PROVIDED MATERIAL:
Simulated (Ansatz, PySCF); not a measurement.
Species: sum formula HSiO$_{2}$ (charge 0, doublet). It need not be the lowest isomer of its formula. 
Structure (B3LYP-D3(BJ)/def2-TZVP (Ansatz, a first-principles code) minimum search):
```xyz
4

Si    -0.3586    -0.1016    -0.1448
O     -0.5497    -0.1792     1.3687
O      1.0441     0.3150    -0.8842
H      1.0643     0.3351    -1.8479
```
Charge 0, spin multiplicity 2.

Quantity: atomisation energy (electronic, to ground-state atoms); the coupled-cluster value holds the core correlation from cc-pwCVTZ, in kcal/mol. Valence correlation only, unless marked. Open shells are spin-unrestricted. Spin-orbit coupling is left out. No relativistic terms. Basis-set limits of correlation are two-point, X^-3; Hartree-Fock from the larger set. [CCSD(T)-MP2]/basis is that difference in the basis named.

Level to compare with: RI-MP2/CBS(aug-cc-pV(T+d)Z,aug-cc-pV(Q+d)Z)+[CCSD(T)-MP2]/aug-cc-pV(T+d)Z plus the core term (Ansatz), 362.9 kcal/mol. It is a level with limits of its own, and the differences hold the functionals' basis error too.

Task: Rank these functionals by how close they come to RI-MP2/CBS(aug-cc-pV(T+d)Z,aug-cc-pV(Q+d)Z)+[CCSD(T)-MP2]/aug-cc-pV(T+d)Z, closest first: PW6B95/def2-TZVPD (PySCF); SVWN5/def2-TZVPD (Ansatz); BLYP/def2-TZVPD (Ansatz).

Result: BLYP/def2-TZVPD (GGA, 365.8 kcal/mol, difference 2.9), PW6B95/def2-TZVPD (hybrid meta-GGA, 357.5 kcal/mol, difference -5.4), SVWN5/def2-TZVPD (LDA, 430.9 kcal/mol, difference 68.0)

REQUIRED ACTION: In the entries above, find the line with "Quantity: atomisation energy" and the line with "Task: Rank these", then restate word for word both of them and every line between, with nothing more.

YOUR SOLUTION:
Quantity: atomisation energy (electronic, to ground-state atoms); the coupled-cluster value holds the core correlation from cc-pwCVTZ, in kcal/mol. Valence correlation only, unless marked. Open shells are spin-unrestricted. Spin-orbit coupling is left out. No relativistic terms. Basis-set limits of correlation are two-point, X^-3; Hartree-Fock from the larger set. [CCSD(T)-MP2]/basis is that difference in the basis named.

Level to compare with: RI-MP2/CBS(aug-cc-pV(T+d)Z,aug-cc-pV(Q+d)Z)+[CCSD(T)-MP2]/aug-cc-pV(T+d)Z plus the core term (Ansatz), 362.9 kcal/mol. It is a level with limits of its own, and the differences hold the functionals' basis error too.

Task: Rank these functionals by how close they come to RI-MP2/CBS(aug-cc-pV(T+d)Z,aug-cc-pV(Q+d)Z)+[CCSD(T)-MP2]/aug-cc-pV(T+d)Z, closest first: PW6B95/def2-TZVPD (PySCF); SVWN5/def2-TZVPD (Ansatz); BLYP/def2-TZVPD (Ansatz).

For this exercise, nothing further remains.